Assignment:
Your answer is the lines below, exactly, from the one that contains "A disc through" through the one that contains "of the structure?**", both included.

Excerpted records:
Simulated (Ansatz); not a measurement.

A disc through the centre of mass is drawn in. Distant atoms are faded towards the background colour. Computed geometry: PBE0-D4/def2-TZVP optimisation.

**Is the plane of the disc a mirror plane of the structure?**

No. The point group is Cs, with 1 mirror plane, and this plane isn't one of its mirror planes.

Exercise result:
A disc through the centre of mass is drawn in. Distant atoms are faded towards the background colour. Computed geometry: PBE0-D4/def2-TZVP optimisation.

**Is the plane of the disc a mirror plane of the structure?**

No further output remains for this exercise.